%%

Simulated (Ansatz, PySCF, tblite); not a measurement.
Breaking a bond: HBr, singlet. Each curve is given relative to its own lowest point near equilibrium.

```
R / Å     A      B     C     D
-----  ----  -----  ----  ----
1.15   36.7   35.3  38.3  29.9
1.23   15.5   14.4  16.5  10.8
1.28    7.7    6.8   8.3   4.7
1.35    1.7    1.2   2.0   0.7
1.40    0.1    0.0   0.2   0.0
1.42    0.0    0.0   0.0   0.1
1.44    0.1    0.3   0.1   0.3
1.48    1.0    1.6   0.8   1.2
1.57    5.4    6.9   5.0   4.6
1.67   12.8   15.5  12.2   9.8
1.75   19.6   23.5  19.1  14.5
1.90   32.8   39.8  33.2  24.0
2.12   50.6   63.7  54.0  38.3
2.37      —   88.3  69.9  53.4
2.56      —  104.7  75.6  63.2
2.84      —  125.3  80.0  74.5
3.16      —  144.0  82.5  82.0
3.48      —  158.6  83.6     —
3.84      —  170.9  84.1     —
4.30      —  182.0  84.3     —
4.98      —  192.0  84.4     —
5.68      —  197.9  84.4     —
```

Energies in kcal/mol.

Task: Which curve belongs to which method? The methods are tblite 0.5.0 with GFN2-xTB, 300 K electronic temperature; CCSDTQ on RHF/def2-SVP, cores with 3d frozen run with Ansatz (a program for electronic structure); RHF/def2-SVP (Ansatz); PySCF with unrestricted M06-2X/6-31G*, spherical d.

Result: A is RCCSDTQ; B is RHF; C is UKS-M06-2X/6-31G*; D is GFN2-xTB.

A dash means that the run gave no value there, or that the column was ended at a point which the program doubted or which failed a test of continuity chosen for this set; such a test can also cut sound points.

%%

WORK REQUEST: Please write out the records above once more, exactly and completely.

TASK OUTPUT:
Simulated (Ansatz, PySCF, tblite); not a measurement.
Breaking a bond: HBr, singlet. Each curve is given relative to its own lowest point near equilibrium.

```
R / Å     A      B     C     D
-----  ----  -----  ----  ----
1.15   36.7   35.3  38.3  29.9
1.23   15.5   14.4  16.5  10.8
1.28    7.7    6.8   8.3   4.7
1.35    1.7    1.2   2.0   0.7
1.40    0.1    0.0   0.2   0.0
1.42    0.0    0.0   0.0   0.1
1.44    0.1    0.3   0.1   0.3
1.48    1.0    1.6   0.8   1.2
1.57    5.4    6.9   5.0   4.6
1.67   12.8   15.5  12.2   9.8
1.75   19.6   23.5  19.1  14.5
1.90   32.8   39.8  33.2  24.0
2.12   50.6   63.7  54.0  38.3
2.37      —   88.3  69.9  53.4
2.56      —  104.7  75.6  63.2
2.84      —  125.3  80.0  74.5
3.16      —  144.0  82.5  82.0
3.48      —  158.6  83.6     —
3.84      —  170.9  84.1     —
4.30      —  182.0  84.3     —
4.98      —  192.0  84.4     —
5.68      —  197.9  84.4     —
```

Energies in kcal/mol.

Task: Which curve belongs to which method? The methods are tblite 0.5.0 with GFN2-xTB, 300 K electronic temperature; CCSDTQ on RHF/def2-SVP, cores with 3d frozen run with Ansatz (a program for electronic structure); RHF/def2-SVP (Ansatz); PySCF with unrestricted M06-2X/6-31G*, spherical d.

Result: A is RCCSDTQ; B is RHF; C is UKS-M06-2X/6-31G*; D is GFN2-xTB.

A dash means that the run gave no value there, or that the column was ended at a point which the program doubted or which failed a test of continuity chosen for this set; such a test can also cut sound points.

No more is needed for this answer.